PROVIDED DATA:
——————————

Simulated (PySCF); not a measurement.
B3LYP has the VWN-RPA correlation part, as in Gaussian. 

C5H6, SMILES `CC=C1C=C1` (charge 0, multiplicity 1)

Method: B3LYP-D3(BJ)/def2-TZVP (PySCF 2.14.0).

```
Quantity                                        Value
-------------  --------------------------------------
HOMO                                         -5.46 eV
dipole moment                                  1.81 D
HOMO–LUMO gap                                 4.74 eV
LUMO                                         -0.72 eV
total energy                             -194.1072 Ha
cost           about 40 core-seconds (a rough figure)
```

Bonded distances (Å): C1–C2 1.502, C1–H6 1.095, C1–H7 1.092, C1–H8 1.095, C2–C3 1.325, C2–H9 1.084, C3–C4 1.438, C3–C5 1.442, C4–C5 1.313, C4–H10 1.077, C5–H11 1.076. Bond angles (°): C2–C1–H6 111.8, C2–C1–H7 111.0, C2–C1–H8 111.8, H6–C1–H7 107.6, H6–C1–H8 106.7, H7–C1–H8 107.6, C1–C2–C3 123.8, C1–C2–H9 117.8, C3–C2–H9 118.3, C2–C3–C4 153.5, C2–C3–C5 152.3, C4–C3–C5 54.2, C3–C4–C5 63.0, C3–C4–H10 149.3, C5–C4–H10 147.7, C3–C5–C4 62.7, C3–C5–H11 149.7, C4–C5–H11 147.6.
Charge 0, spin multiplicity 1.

——————————

Would you output the full listing exactly as it stands?

Simulated (PySCF); not a measurement.
B3LYP has the VWN-RPA correlation part, as in Gaussian. 

C5H6, SMILES `CC=C1C=C1` (charge 0, multiplicity 1)

Method: B3LYP-D3(BJ)/def2-TZVP (PySCF 2.14.0).

```
Quantity                                        Value
-------------  --------------------------------------
HOMO                                         -5.46 eV
dipole moment                                  1.81 D
HOMO–LUMO gap                                 4.74 eV
LUMO                                         -0.72 eV
total energy                             -194.1072 Ha
cost           about 40 core-seconds (a rough figure)
```

Bonded distances (Å): C1–C2 1.502, C1–H6 1.095, C1–H7 1.092, C1–H8 1.095, C2–C3 1.325, C2–H9 1.084, C3–C4 1.438, C3–C5 1.442, C4–C5 1.313, C4–H10 1.077, C5–H11 1.076. Bond angles (°): C2–C1–H6 111.8, C2–C1–H7 111.0, C2–C1–H8 111.8, H6–C1–H7 107.6, H6–C1–H8 106.7, H7–C1–H8 107.6, C1–C2–C3 123.8, C1–C2–H9 117.8, C3–C2–H9 118.3, C2–C3–C4 153.5, C2–C3–C5 152.3, C4–C3–C5 54.2, C3–C4–C5 63.0, C3–C4–H10 149.3, C5–C4–H10 147.7, C3–C5–C4 62.7, C3–C5–H11 149.7, C4–C5–H11 147.6.
Charge 0, spin multiplicity 1.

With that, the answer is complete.